* **PROVIDED RECORDS**
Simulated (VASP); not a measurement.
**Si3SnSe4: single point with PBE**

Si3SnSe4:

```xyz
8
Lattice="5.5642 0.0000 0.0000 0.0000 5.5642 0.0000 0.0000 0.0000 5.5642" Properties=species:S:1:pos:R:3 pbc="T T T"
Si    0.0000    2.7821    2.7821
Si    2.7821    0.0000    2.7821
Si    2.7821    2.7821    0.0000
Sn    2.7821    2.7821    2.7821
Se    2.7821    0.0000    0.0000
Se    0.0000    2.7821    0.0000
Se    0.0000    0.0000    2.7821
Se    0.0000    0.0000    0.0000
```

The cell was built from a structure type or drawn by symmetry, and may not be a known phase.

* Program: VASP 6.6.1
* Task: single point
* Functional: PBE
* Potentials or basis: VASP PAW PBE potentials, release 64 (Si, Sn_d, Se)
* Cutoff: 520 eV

* **WORK INSTRUCTION**
Print each record again. Nothing may be left out.

* **EXERCISE RESULT**
Simulated (VASP); not a measurement.
**Si3SnSe4: single point with PBE**

Si3SnSe4:

```xyz
8
Lattice="5.5642 0.0000 0.0000 0.0000 5.5642 0.0000 0.0000 0.0000 5.5642" Properties=species:S:1:pos:R:3 pbc="T T T"
Si    0.0000    2.7821    2.7821
Si    2.7821    0.0000    2.7821
Si    2.7821    2.7821    0.0000
Sn    2.7821    2.7821    2.7821
Se    2.7821    0.0000    0.0000
Se    0.0000    2.7821    0.0000
Se    0.0000    0.0000    2.7821
Se    0.0000    0.0000    0.0000
```

The cell was built from a structure type or drawn by symmetry, and may not be a known phase.

* Program: VASP 6.6.1
* Task: single point
* Functional: PBE
* Potentials or basis: VASP PAW PBE potentials, release 64 (Si, Sn_d, Se)
* Cutoff: 520 eV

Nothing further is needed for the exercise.